| WORK REQUEST |
Copy the data as given. No line may be skipped.

| DATASET |
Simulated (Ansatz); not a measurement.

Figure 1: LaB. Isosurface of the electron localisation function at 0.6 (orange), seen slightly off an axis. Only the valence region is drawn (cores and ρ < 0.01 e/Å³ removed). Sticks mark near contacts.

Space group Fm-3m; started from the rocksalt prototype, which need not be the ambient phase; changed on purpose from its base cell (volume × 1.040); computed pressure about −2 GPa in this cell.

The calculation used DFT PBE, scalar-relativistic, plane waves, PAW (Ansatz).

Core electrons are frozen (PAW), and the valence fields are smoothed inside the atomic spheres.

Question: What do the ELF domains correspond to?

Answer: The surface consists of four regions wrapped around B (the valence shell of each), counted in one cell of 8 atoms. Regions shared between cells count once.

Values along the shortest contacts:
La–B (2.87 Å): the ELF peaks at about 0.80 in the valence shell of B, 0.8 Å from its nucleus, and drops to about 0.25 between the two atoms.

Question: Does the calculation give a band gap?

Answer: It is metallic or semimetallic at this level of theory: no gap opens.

| RESPONSE AREA |
Simulated (Ansatz); not a measurement.

Figure 1: LaB. Isosurface of the electron localisation function at 0.6 (orange), seen slightly off an axis. Only the valence region is drawn (cores and ρ < 0.01 e/Å³ removed). Sticks mark near contacts.

Space group Fm-3m; started from the rocksalt prototype, which need not be the ambient phase; changed on purpose from its base cell (volume × 1.040); computed pressure about −2 GPa in this cell.

The calculation used DFT PBE, scalar-relativistic, plane waves, PAW (Ansatz).

Core electrons are frozen (PAW), and the valence fields are smoothed inside the atomic spheres.

Question: What do the ELF domains correspond to?

Answer: The surface consists of four regions wrapped around B (the valence shell of each), counted in one cell of 8 atoms. Regions shared between cells count once.

Values along the shortest contacts:
La–B (2.87 Å): the ELF peaks at about 0.80 in the valence shell of B, 0.8 Å from its nucleus, and drops to about 0.25 between the two atoms.

Question: Does the calculation give a band gap?

Answer: It is metallic or semimetallic at this level of theory: no gap opens.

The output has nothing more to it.